--- START ---

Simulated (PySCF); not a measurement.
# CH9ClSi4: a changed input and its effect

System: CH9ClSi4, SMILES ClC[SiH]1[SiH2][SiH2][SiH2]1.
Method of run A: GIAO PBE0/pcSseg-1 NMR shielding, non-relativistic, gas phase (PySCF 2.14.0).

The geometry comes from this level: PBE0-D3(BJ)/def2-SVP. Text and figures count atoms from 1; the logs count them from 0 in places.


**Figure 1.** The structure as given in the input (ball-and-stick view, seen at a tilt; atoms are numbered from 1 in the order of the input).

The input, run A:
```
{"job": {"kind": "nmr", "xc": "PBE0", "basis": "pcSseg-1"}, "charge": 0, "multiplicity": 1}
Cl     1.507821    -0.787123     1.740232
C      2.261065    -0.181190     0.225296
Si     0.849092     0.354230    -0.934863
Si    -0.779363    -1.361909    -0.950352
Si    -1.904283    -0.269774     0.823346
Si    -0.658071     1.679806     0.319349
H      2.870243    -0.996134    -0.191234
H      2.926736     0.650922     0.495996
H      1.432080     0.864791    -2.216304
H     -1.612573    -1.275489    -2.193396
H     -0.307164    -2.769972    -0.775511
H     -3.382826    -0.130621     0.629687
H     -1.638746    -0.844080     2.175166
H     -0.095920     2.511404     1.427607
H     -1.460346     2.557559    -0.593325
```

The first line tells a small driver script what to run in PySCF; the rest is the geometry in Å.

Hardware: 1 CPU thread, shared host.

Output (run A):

--- END ---

• [Task item]
Write the entire listing out again, word for word.

• [Answer section]
Simulated (PySCF); not a measurement.
# CH9ClSi4: a changed input and its effect

System: CH9ClSi4, SMILES ClC[SiH]1[SiH2][SiH2][SiH2]1.
Method of run A: GIAO PBE0/pcSseg-1 NMR shielding, non-relativistic, gas phase (PySCF 2.14.0).

The geometry comes from this level: PBE0-D3(BJ)/def2-SVP. Text and figures count atoms from 1; the logs count them from 0 in places.


**Figure 1.** The structure as given in the input (ball-and-stick view, seen at a tilt; atoms are numbered from 1 in the order of the input).

The input, run A:
```
{"job": {"kind": "nmr", "xc": "PBE0", "basis": "pcSseg-1"}, "charge": 0, "multiplicity": 1}
Cl     1.507821    -0.787123     1.740232
C      2.261065    -0.181190     0.225296
Si     0.849092     0.354230    -0.934863
Si    -0.779363    -1.361909    -0.950352
Si    -1.904283    -0.269774     0.823346
Si    -0.658071     1.679806     0.319349
H      2.870243    -0.996134    -0.191234
H      2.926736     0.650922     0.495996
H      1.432080     0.864791    -2.216304
H     -1.612573    -1.275489    -2.193396
H     -0.307164    -2.769972    -0.775511
H     -3.382826    -0.130621     0.629687
H     -1.638746    -0.844080     2.175166
H     -0.095920     2.511404     1.427607
H     -1.460346     2.557559    -0.593325
```

The first line tells a small driver script what to run in PySCF; the rest is the geometry in Å.

Hardware: 1 CPU thread, shared host.

Output (run A):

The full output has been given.